» Exercise
Include in the output exactly the lines from the opening of the data through the line containing "Question: what pressure", and nothing more.

» Record excerpts
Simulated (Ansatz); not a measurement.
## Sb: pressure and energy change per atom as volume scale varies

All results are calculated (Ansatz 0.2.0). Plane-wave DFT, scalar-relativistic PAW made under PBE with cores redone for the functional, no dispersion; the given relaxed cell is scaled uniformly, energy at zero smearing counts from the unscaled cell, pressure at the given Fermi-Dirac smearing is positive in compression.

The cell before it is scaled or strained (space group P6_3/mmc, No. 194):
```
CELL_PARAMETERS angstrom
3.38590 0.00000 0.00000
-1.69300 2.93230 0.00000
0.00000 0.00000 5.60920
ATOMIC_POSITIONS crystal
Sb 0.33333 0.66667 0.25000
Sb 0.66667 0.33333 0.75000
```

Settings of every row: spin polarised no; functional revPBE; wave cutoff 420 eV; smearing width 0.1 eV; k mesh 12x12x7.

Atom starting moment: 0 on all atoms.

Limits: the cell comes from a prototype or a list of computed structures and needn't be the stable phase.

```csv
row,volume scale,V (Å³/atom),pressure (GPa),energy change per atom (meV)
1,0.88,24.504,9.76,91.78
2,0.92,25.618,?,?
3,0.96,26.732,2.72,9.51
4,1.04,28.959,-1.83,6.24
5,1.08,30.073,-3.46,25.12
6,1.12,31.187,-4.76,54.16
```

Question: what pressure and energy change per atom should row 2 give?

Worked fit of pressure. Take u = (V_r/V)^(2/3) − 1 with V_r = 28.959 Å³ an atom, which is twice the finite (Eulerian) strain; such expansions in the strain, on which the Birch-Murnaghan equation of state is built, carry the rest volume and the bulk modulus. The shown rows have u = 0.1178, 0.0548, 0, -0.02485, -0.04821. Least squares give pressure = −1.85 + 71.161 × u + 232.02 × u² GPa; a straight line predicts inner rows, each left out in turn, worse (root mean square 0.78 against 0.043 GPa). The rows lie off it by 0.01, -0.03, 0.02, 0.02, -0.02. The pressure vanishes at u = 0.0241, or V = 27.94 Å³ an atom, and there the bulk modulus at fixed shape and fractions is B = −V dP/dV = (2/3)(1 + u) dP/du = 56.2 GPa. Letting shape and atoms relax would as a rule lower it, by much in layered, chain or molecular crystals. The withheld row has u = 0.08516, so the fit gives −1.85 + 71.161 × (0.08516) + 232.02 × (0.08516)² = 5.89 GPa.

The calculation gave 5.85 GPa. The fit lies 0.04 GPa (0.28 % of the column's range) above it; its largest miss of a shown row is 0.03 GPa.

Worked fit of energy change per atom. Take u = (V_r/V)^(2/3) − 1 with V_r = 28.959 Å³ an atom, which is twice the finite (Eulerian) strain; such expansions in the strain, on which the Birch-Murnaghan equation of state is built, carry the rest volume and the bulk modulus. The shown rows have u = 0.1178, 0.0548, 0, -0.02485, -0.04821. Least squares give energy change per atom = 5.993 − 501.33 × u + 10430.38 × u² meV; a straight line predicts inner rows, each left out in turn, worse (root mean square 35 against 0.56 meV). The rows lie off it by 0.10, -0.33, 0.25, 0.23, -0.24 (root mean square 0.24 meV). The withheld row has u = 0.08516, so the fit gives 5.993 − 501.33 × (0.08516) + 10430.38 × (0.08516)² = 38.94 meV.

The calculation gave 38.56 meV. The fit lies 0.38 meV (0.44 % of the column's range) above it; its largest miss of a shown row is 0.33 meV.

» Result
Simulated (Ansatz); not a measurement.
## Sb: pressure and energy change per atom as volume scale varies

All results are calculated (Ansatz 0.2.0). Plane-wave DFT, scalar-relativistic PAW made under PBE with cores redone for the functional, no dispersion; the given relaxed cell is scaled uniformly, energy at zero smearing counts from the unscaled cell, pressure at the given Fermi-Dirac smearing is positive in compression.

The cell before it is scaled or strained (space group P6_3/mmc, No. 194):
```
CELL_PARAMETERS angstrom
3.38590 0.00000 0.00000
-1.69300 2.93230 0.00000
0.00000 0.00000 5.60920
ATOMIC_POSITIONS crystal
Sb 0.33333 0.66667 0.25000
Sb 0.66667 0.33333 0.75000
```

Settings of every row: spin polarised no; functional revPBE; wave cutoff 420 eV; smearing width 0.1 eV; k mesh 12x12x7.

Atom starting moment: 0 on all atoms.

Limits: the cell comes from a prototype or a list of computed structures and needn't be the stable phase.

```csv
row,volume scale,V (Å³/atom),pressure (GPa),energy change per atom (meV)
1,0.88,24.504,9.76,91.78
2,0.92,25.618,?,?
3,0.96,26.732,2.72,9.51
4,1.04,28.959,-1.83,6.24
5,1.08,30.073,-3.46,25.12
6,1.12,31.187,-4.76,54.16
```

Question: what pressure and energy change per atom should row 2 give?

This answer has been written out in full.